+ + + + +

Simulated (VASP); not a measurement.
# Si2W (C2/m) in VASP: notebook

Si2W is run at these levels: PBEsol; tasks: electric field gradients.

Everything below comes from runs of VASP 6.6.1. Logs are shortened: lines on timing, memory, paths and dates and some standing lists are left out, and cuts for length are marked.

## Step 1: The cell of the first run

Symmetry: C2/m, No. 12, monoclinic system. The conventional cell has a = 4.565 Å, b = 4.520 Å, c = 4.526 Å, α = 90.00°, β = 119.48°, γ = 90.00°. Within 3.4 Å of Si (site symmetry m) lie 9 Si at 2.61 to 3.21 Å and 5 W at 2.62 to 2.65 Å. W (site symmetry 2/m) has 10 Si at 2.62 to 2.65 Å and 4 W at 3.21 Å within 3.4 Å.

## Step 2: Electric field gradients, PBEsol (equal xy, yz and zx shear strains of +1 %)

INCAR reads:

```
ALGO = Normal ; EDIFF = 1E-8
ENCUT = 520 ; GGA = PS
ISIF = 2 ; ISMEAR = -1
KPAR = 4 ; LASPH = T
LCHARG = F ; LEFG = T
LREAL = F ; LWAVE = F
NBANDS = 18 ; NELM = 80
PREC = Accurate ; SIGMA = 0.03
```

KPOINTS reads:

+ + + + +

WORK REQUEST | Reproduce only the lines above, starting at the line with "Everything below comes" and ending at the line with "## Step 1: The cell of the first run", exactly as written.

EXPECTED ANSWER |
Everything below comes from runs of VASP 6.6.1. Logs are shortened: lines on timing, memory, paths and dates and some standing lists are left out, and cuts for length are marked.

## Step 1: The cell of the first run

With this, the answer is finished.